— DATASET —
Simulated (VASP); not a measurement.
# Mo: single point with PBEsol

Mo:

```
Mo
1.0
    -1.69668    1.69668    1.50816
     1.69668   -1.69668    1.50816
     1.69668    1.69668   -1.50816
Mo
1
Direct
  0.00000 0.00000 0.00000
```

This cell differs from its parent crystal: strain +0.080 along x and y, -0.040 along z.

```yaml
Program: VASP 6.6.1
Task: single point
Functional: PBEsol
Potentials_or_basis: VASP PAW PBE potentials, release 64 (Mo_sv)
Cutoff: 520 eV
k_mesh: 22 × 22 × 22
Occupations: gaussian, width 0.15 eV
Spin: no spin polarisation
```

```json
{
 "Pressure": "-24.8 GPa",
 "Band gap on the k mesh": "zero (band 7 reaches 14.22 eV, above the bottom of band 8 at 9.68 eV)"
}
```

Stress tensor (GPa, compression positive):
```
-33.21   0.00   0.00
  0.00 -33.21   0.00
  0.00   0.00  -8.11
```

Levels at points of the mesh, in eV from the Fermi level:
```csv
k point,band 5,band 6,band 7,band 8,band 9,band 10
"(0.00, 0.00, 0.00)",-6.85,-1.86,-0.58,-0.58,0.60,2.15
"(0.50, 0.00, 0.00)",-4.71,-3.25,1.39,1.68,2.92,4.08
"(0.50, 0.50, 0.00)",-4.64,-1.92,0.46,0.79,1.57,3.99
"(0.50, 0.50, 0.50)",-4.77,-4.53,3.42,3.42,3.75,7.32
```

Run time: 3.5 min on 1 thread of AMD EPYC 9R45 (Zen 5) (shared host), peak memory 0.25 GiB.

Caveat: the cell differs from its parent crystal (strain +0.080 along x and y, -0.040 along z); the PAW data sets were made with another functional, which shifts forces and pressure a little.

— WORK ITEM —
The range runs from the line with "Levels at points" up to and including the line with "Run time: 3.5" in the listing above; please write out exactly those lines and nothing more.

— TASK OUTPUT —
Levels at points of the mesh, in eV from the Fermi level:
```csv
k point,band 5,band 6,band 7,band 8,band 9,band 10
"(0.00, 0.00, 0.00)",-6.85,-1.86,-0.58,-0.58,0.60,2.15
"(0.50, 0.00, 0.00)",-4.71,-3.25,1.39,1.68,2.92,4.08
"(0.50, 0.50, 0.00)",-4.64,-1.92,0.46,0.79,1.57,3.99
"(0.50, 0.50, 0.50)",-4.77,-4.53,3.42,3.42,3.75,7.32
```

Run time: 3.5 min on 1 thread of AMD EPYC 9R45 (Zen 5) (shared host), peak memory 0.25 GiB.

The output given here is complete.